**Task item**
Go through the entries below and print, exactly, the lines starting at the one with "atoms describe Ca2MgSn2?**" and ending at the one with "Structure refinements treat", keeping both ends and no others.

**Entries supplied**
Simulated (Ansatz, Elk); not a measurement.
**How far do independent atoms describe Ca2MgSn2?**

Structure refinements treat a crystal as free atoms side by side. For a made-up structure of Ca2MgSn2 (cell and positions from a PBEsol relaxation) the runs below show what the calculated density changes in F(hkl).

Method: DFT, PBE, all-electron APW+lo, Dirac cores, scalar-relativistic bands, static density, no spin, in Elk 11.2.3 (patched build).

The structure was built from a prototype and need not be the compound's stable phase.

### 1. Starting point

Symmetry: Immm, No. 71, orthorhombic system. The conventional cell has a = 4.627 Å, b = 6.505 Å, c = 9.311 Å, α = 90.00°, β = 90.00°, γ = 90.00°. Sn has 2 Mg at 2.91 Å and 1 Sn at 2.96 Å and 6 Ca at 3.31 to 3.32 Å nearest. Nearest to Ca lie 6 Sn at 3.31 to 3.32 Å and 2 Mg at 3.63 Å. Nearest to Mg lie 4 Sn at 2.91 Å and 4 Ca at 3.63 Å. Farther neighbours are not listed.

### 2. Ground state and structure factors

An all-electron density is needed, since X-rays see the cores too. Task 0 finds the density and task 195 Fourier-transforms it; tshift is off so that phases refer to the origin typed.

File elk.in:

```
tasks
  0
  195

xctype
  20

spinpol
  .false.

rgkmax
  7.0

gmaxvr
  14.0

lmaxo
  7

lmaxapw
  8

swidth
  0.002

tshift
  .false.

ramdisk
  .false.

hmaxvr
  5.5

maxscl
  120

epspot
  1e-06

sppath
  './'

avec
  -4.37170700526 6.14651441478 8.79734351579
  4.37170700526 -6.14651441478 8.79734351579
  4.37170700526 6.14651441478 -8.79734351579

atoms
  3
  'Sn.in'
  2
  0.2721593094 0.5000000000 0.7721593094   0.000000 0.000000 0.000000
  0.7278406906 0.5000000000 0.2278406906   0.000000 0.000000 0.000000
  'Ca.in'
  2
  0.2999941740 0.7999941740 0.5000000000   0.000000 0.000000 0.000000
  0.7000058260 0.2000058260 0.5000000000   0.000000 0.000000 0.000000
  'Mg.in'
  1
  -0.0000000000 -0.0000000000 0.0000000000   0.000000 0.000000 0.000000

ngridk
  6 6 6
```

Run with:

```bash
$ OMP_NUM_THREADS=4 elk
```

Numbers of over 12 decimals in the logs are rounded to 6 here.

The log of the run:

**Task answer**
**How far do independent atoms describe Ca2MgSn2?**

Structure refinements treat a crystal as free atoms side by side. For a made-up structure of Ca2MgSn2 (cell and positions from a PBEsol relaxation) the runs below show what the calculated density changes in F(hkl).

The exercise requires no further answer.